[[ Data to examine open ]]
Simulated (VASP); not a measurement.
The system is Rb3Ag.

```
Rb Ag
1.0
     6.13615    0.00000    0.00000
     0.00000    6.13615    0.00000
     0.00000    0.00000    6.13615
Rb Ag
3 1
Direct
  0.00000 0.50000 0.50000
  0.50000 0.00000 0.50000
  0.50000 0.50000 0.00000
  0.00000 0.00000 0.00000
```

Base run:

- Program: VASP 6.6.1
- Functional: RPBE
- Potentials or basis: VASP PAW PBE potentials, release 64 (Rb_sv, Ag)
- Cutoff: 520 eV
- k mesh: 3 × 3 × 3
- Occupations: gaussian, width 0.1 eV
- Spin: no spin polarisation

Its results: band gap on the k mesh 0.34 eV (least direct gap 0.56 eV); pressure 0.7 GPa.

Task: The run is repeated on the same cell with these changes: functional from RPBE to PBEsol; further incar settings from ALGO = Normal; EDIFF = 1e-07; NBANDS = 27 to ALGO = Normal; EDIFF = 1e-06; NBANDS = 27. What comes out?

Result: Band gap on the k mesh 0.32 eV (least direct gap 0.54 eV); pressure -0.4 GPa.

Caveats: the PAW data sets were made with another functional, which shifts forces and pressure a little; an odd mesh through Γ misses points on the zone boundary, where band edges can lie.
[[ Data to examine closed ]]

Retype exactly the span of lines from the one with "- k mesh: 3 × 3 × 3" through the one with "Result: Band gap"; include both ends and omit the rest of the material.

* Task response:
- k mesh: 3 × 3 × 3
- Occupations: gaussian, width 0.1 eV
- Spin: no spin polarisation

Its results: band gap on the k mesh 0.34 eV (least direct gap 0.56 eV); pressure 0.7 GPa.

Task: The run is repeated on the same cell with these changes: functional from RPBE to PBEsol; further incar settings from ALGO = Normal; EDIFF = 1e-07; NBANDS = 27 to ALGO = Normal; EDIFF = 1e-06; NBANDS = 27. What comes out?

Result: Band gap on the k mesh 0.32 eV (least direct gap 0.54 eV); pressure -0.4 GPa.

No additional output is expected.